*** Opening of Excerpted data ***

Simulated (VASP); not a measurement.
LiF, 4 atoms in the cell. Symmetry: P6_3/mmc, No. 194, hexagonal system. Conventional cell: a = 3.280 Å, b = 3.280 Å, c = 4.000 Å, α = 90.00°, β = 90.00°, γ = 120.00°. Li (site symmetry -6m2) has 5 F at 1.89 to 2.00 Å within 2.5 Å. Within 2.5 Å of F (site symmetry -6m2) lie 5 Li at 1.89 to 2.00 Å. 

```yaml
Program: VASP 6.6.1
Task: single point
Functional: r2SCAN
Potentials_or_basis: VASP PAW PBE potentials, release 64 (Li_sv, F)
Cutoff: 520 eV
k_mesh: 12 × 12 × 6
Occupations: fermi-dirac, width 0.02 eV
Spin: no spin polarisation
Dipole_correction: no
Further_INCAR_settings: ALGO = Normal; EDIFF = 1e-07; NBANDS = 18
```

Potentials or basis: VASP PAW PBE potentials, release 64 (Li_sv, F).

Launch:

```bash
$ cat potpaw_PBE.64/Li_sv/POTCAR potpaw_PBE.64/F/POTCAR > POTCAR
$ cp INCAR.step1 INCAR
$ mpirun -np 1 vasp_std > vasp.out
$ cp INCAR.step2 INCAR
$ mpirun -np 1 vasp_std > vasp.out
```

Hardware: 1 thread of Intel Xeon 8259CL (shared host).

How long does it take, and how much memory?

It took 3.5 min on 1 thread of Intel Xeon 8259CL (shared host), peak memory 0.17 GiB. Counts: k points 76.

*** Close of Excerpted data ***

From the data above, reproduce word for word the lines running from the line with "Potentials or basis: VASP" to the line with "How long does it take, and how much memory?", ends included.

[Written reply]:
Potentials or basis: VASP PAW PBE potentials, release 64 (Li_sv, F).

Launch:

```bash
$ cat potpaw_PBE.64/Li_sv/POTCAR potpaw_PBE.64/F/POTCAR > POTCAR
$ cp INCAR.step1 INCAR
$ mpirun -np 1 vasp_std > vasp.out
$ cp INCAR.step2 INCAR
$ mpirun -np 1 vasp_std > vasp.out
```

Hardware: 1 thread of Intel Xeon 8259CL (shared host).

How long does it take, and how much memory?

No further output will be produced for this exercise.